Assigned task — Exactly reproduce the data from its first line through the line with "C (-5.2 GPa), B (-3.3 GPa), A (-0.3 GPa).", leaving out every line after it.

Record set —
----------
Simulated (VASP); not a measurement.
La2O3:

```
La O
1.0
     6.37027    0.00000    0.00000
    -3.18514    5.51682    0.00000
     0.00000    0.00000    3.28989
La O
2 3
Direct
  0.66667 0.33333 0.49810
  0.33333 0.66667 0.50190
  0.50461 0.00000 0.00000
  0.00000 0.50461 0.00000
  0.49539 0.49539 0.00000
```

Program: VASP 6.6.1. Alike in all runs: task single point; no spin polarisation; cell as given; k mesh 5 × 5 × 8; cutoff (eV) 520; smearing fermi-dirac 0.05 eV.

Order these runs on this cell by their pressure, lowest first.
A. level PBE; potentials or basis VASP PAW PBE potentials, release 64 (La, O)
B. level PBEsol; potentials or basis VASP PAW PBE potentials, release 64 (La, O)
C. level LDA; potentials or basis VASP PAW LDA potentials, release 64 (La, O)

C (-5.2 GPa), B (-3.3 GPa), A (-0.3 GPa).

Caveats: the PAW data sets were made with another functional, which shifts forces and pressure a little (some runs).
----------

Exercise answer —
Simulated (VASP); not a measurement.
La2O3:

```
La O
1.0
     6.37027    0.00000    0.00000
    -3.18514    5.51682    0.00000
     0.00000    0.00000    3.28989
La O
2 3
Direct
  0.66667 0.33333 0.49810
  0.33333 0.66667 0.50190
  0.50461 0.00000 0.00000
  0.00000 0.50461 0.00000
  0.49539 0.49539 0.00000
```

Program: VASP 6.6.1. Alike in all runs: task single point; no spin polarisation; cell as given; k mesh 5 × 5 × 8; cutoff (eV) 520; smearing fermi-dirac 0.05 eV.

Order these runs on this cell by their pressure, lowest first.
A. level PBE; potentials or basis VASP PAW PBE potentials, release 64 (La, O)
B. level PBEsol; potentials or basis VASP PAW PBE potentials, release 64 (La, O)
C. level LDA; potentials or basis VASP PAW LDA potentials, release 64 (La, O)

C (-5.2 GPa), B (-3.3 GPa), A (-0.3 GPa).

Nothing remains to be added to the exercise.